+++
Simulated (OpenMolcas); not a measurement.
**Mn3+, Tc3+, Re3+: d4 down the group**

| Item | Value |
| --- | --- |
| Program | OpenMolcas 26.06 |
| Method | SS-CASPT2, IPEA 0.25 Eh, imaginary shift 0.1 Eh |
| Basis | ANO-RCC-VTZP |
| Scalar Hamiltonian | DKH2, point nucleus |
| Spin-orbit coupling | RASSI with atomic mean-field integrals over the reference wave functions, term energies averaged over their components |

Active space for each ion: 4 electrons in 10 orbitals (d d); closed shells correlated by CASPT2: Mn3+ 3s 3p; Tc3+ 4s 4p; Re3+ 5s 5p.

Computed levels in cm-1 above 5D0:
+++

### [Assigned task]
Write out exactly the lines from the beginning of the material above through the line with "Active space for", including both and omitting all others.

### [Answer box]
Simulated (OpenMolcas); not a measurement.
**Mn3+, Tc3+, Re3+: d4 down the group**

| Item | Value |
| --- | --- |
| Program | OpenMolcas 26.06 |
| Method | SS-CASPT2, IPEA 0.25 Eh, imaginary shift 0.1 Eh |
| Basis | ANO-RCC-VTZP |
| Scalar Hamiltonian | DKH2, point nucleus |
| Spin-orbit coupling | RASSI with atomic mean-field integrals over the reference wave functions, term energies averaged over their components |

Active space for each ion: 4 electrons in 10 orbitals (d d); closed shells correlated by CASPT2: Mn3+ 3s 3p; Tc3+ 4s 4p; Re3+ 5s 5p.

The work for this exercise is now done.